REQUIRED ACTION: For each line of the material below, give that line again word for word.

BEGIN

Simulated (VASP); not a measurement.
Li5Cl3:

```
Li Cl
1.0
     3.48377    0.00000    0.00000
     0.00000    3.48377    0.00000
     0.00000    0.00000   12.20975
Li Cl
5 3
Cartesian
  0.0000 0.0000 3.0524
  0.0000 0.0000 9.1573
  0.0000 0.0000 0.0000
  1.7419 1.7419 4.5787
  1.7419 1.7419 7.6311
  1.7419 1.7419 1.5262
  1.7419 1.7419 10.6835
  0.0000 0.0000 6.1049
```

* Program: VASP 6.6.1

END

EXPECTED ANSWER:
Simulated (VASP); not a measurement.
Li5Cl3:

```
Li Cl
1.0
     3.48377    0.00000    0.00000
     0.00000    3.48377    0.00000
     0.00000    0.00000   12.20975
Li Cl
5 3
Cartesian
  0.0000 0.0000 3.0524
  0.0000 0.0000 9.1573
  0.0000 0.0000 0.0000
  1.7419 1.7419 4.5787
  1.7419 1.7419 7.6311
  1.7419 1.7419 1.5262
  1.7419 1.7419 10.6835
  0.0000 0.0000 6.1049
```

* Program: VASP 6.6.1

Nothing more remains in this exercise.